- _Exercise_
Begin with the first line of the entries below and reproduce each line exactly, ending with the line that holds "Caveats: spin-orbit coupling".

(Beginning of Dataset extract)

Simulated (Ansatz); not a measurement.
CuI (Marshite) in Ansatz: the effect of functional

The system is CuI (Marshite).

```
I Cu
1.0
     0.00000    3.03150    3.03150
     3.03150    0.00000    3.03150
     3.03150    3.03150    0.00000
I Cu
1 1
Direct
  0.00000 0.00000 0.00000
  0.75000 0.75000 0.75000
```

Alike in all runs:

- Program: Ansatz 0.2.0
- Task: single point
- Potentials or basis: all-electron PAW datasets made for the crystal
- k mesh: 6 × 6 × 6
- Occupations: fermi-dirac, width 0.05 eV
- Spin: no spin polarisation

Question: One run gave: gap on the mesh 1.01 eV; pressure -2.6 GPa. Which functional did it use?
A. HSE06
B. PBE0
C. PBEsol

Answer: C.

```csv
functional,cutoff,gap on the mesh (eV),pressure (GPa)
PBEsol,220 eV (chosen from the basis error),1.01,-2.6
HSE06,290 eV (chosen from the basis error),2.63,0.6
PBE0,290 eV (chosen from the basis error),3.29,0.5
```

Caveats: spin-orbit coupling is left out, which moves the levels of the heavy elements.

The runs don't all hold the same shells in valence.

(End of Dataset extract)

- _Response_
Simulated (Ansatz); not a measurement.
CuI (Marshite) in Ansatz: the effect of functional

The system is CuI (Marshite).

```
I Cu
1.0
     0.00000    3.03150    3.03150
     3.03150    0.00000    3.03150
     3.03150    3.03150    0.00000
I Cu
1 1
Direct
  0.00000 0.00000 0.00000
  0.75000 0.75000 0.75000
```

Alike in all runs:

- Program: Ansatz 0.2.0
- Task: single point
- Potentials or basis: all-electron PAW datasets made for the crystal
- k mesh: 6 × 6 × 6
- Occupations: fermi-dirac, width 0.05 eV
- Spin: no spin polarisation

Question: One run gave: gap on the mesh 1.01 eV; pressure -2.6 GPa. Which functional did it use?
A. HSE06
B. PBE0
C. PBEsol

Answer: C.

```csv
functional,cutoff,gap on the mesh (eV),pressure (GPa)
PBEsol,220 eV (chosen from the basis error),1.01,-2.6
HSE06,290 eV (chosen from the basis error),2.63,0.6
PBE0,290 eV (chosen from the basis error),3.29,0.5
```

Caveats: spin-orbit coupling is left out, which moves the levels of the heavy elements.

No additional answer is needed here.